━━━

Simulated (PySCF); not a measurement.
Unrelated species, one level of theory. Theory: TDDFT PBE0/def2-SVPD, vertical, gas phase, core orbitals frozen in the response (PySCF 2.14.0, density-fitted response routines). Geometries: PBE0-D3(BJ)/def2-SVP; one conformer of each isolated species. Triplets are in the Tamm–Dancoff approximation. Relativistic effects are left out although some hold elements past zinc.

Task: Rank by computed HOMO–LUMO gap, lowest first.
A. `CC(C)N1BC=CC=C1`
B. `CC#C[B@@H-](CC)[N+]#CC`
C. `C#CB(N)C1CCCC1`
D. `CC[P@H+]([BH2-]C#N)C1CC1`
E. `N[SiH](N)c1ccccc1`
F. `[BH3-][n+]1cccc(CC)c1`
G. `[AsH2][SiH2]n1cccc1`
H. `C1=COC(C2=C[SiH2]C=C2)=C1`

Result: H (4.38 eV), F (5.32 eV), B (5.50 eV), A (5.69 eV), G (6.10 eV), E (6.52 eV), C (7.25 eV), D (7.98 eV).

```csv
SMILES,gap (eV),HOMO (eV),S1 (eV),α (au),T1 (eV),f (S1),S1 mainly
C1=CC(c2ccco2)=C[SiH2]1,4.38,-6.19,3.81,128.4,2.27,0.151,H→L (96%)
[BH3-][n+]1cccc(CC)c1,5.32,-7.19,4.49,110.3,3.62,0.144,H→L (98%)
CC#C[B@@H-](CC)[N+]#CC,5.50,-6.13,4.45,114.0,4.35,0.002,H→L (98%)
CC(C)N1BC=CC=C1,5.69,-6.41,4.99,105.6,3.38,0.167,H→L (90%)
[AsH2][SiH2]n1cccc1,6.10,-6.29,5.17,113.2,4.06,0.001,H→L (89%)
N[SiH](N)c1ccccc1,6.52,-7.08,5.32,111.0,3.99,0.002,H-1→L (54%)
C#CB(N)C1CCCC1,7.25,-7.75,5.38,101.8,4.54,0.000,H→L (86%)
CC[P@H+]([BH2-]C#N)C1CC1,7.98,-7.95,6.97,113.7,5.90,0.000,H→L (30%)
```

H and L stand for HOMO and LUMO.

━━━

Word for word, set down the lines from the beginning of the records through the line that holds "Task: Rank by". Leave out the rest.

Simulated (PySCF); not a measurement.
Unrelated species, one level of theory. Theory: TDDFT PBE0/def2-SVPD, vertical, gas phase, core orbitals frozen in the response (PySCF 2.14.0, density-fitted response routines). Geometries: PBE0-D3(BJ)/def2-SVP; one conformer of each isolated species. Triplets are in the Tamm–Dancoff approximation. Relativistic effects are left out although some hold elements past zinc.

Task: Rank by computed HOMO–LUMO gap, lowest first.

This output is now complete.